WORK INSTRUCTION
Retype verbatim the lines of the listing, from the very first through the line with "The structure was".

____________
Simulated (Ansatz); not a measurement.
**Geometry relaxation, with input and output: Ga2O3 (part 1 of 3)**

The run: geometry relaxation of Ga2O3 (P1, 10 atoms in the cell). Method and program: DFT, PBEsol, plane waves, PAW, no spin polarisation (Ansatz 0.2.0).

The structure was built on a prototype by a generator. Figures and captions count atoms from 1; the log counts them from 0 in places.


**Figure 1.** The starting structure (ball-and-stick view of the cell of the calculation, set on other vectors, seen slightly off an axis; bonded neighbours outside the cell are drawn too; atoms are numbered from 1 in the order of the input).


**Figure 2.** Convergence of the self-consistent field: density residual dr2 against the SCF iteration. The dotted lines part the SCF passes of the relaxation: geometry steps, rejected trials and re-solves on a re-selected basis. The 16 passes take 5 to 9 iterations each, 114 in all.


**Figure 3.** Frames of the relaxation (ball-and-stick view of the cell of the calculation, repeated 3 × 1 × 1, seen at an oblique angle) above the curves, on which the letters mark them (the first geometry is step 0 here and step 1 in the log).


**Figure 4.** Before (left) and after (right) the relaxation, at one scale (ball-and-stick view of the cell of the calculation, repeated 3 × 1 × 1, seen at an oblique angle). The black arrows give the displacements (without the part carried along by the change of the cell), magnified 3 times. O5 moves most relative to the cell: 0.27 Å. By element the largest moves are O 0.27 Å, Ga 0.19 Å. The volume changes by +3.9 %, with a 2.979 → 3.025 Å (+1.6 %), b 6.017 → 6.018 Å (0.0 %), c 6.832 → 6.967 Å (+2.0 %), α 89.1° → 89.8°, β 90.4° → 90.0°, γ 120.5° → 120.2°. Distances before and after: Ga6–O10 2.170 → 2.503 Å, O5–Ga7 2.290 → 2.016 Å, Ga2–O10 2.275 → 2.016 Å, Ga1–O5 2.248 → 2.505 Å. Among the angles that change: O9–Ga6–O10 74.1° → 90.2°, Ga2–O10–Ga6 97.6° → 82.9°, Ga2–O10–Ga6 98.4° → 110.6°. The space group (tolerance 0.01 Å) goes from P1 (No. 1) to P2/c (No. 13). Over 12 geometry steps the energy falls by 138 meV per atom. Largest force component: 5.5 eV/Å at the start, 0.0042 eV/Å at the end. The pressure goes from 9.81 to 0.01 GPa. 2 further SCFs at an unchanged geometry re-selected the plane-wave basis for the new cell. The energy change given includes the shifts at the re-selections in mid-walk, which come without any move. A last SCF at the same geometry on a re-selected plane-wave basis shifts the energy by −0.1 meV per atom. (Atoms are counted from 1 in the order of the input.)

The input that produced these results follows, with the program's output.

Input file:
____________

TASK RESPONSE
Simulated (Ansatz); not a measurement.
**Geometry relaxation, with input and output: Ga2O3 (part 1 of 3)**

The run: geometry relaxation of Ga2O3 (P1, 10 atoms in the cell). Method and program: DFT, PBEsol, plane waves, PAW, no spin polarisation (Ansatz 0.2.0).

The structure was built on a prototype by a generator. Figures and captions count atoms from 1; the log counts them from 0 in places.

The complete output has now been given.